# ASSIGNED TASK:
The lines from the start of the data through the line with "Limits: no spin-orbit" are to be returned verbatim; all later lines are to be omitted.

++++ RECORDED DATA

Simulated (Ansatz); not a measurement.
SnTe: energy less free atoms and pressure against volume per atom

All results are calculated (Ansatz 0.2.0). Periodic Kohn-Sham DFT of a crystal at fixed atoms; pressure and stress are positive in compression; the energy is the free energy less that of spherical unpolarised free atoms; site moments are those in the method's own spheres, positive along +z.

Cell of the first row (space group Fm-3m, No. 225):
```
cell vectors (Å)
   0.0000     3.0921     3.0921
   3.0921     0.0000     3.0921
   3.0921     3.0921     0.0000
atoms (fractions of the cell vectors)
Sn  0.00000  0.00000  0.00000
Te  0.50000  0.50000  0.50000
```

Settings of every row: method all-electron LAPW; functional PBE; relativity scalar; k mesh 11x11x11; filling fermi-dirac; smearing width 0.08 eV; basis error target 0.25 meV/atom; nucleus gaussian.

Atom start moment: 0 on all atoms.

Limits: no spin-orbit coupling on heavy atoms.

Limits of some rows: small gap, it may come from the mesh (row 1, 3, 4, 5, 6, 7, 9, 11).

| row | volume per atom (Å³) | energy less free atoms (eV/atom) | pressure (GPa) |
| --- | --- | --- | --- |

++++++++

# EXERCISE RESPONSE:
Simulated (Ansatz); not a measurement.
SnTe: energy less free atoms and pressure against volume per atom

All results are calculated (Ansatz 0.2.0). Periodic Kohn-Sham DFT of a crystal at fixed atoms; pressure and stress are positive in compression; the energy is the free energy less that of spherical unpolarised free atoms; site moments are those in the method's own spheres, positive along +z.

Cell of the first row (space group Fm-3m, No. 225):
```
cell vectors (Å)
   0.0000     3.0921     3.0921
   3.0921     0.0000     3.0921
   3.0921     3.0921     0.0000
atoms (fractions of the cell vectors)
Sn  0.00000  0.00000  0.00000
Te  0.50000  0.50000  0.50000
```

Settings of every row: method all-electron LAPW; functional PBE; relativity scalar; k mesh 11x11x11; filling fermi-dirac; smearing width 0.08 eV; basis error target 0.25 meV/atom; nucleus gaussian.

Atom start moment: 0 on all atoms.

Limits: no spin-orbit coupling on heavy atoms.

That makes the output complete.